Scan the records beneath this line for the line holding "Cell a = 4.8470" and the line holding "Mend it. The", then transcribe exactly those two and all lines between.

-- Opening Marker --

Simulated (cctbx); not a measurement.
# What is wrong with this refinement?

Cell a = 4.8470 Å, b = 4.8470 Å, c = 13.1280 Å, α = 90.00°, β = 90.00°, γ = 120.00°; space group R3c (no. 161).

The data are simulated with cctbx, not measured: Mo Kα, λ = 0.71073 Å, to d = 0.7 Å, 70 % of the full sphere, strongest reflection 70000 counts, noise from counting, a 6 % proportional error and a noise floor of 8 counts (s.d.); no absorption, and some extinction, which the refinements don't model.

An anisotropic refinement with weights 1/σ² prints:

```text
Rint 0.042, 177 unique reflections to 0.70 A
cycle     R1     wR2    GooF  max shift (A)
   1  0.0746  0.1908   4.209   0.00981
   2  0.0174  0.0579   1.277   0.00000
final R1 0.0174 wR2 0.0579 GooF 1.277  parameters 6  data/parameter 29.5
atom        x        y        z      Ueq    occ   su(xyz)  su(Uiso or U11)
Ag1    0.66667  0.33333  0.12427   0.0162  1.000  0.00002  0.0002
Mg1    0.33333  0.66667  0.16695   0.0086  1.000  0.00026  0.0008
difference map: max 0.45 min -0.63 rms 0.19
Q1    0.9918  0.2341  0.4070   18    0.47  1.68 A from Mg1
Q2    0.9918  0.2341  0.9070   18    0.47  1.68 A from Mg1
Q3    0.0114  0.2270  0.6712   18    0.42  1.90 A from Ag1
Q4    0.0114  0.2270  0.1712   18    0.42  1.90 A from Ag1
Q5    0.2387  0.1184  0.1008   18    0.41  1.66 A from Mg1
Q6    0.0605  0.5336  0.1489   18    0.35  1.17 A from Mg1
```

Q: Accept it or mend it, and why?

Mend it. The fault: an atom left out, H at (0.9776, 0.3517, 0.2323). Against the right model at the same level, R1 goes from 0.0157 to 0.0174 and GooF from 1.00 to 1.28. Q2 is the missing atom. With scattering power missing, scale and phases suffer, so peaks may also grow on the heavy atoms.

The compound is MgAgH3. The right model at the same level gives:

-- Closing Marker --

YOUR SOLUTION:
Cell a = 4.8470 Å, b = 4.8470 Å, c = 13.1280 Å, α = 90.00°, β = 90.00°, γ = 120.00°; space group R3c (no. 161).

The data are simulated with cctbx, not measured: Mo Kα, λ = 0.71073 Å, to d = 0.7 Å, 70 % of the full sphere, strongest reflection 70000 counts, noise from counting, a 6 % proportional error and a noise floor of 8 counts (s.d.); no absorption, and some extinction, which the refinements don't model.

An anisotropic refinement with weights 1/σ² prints:

```text
Rint 0.042, 177 unique reflections to 0.70 A
cycle     R1     wR2    GooF  max shift (A)
   1  0.0746  0.1908   4.209   0.00981
   2  0.0174  0.0579   1.277   0.00000
final R1 0.0174 wR2 0.0579 GooF 1.277  parameters 6  data/parameter 29.5
atom        x        y        z      Ueq    occ   su(xyz)  su(Uiso or U11)
Ag1    0.66667  0.33333  0.12427   0.0162  1.000  0.00002  0.0002
Mg1    0.33333  0.66667  0.16695   0.0086  1.000  0.00026  0.0008
difference map: max 0.45 min -0.63 rms 0.19
Q1    0.9918  0.2341  0.4070   18    0.47  1.68 A from Mg1
Q2    0.9918  0.2341  0.9070   18    0.47  1.68 A from Mg1
Q3    0.0114  0.2270  0.6712   18    0.42  1.90 A from Ag1
Q4    0.0114  0.2270  0.1712   18    0.42  1.90 A from Ag1
Q5    0.2387  0.1184  0.1008   18    0.41  1.66 A from Mg1
Q6    0.0605  0.5336  0.1489   18    0.35  1.17 A from Mg1
```

Q: Accept it or mend it, and why?

Mend it. The fault: an atom left out, H at (0.9776, 0.3517, 0.2323). Against the right model at the same level, R1 goes from 0.0157 to 0.0174 and GooF from 1.00 to 1.28. Q2 is the missing atom. With scattering power missing, scale and phases suffer, so peaks may also grow on the heavy atoms.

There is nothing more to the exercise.